── Data provided ──

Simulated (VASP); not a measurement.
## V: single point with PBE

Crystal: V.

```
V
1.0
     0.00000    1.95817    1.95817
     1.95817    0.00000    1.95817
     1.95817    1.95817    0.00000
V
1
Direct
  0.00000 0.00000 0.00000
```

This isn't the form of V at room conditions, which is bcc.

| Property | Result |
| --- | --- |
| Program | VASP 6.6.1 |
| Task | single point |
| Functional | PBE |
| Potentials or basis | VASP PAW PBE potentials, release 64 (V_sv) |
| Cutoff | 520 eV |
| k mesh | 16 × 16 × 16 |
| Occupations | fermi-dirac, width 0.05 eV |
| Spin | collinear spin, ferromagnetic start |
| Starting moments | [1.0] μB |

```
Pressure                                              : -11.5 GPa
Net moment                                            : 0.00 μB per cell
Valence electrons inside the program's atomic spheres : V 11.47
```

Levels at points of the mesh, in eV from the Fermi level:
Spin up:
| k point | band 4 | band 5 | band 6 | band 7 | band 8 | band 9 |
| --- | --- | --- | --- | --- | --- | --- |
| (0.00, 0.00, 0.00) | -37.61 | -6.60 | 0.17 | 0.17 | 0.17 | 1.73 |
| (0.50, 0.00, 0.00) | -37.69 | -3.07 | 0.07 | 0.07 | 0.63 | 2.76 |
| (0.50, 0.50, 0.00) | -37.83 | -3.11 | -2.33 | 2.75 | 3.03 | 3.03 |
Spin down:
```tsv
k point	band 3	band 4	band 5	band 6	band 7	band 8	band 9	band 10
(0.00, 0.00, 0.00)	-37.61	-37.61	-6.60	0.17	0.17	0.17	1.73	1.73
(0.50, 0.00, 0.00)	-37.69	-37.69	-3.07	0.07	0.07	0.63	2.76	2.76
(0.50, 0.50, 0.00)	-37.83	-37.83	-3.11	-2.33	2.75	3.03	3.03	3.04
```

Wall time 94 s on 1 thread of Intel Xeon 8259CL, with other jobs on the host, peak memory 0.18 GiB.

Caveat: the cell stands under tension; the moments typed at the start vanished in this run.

───

• **Activity**
Output, please, only the lines running from the start of the entries through the line that contains "8 | band 9 |", including both of those lines.

• **Answer section**
Simulated (VASP); not a measurement.
## V: single point with PBE

Crystal: V.

```
V
1.0
     0.00000    1.95817    1.95817
     1.95817    0.00000    1.95817
     1.95817    1.95817    0.00000
V
1
Direct
  0.00000 0.00000 0.00000
```

This isn't the form of V at room conditions, which is bcc.

| Property | Result |
| --- | --- |
| Program | VASP 6.6.1 |
| Task | single point |
| Functional | PBE |
| Potentials or basis | VASP PAW PBE potentials, release 64 (V_sv) |
| Cutoff | 520 eV |
| k mesh | 16 × 16 × 16 |
| Occupations | fermi-dirac, width 0.05 eV |
| Spin | collinear spin, ferromagnetic start |
| Starting moments | [1.0] μB |

```
Pressure                                              : -11.5 GPa
Net moment                                            : 0.00 μB per cell
Valence electrons inside the program's atomic spheres : V 11.47
```

Levels at points of the mesh, in eV from the Fermi level:
Spin up:
| k point | band 4 | band 5 | band 6 | band 7 | band 8 | band 9 |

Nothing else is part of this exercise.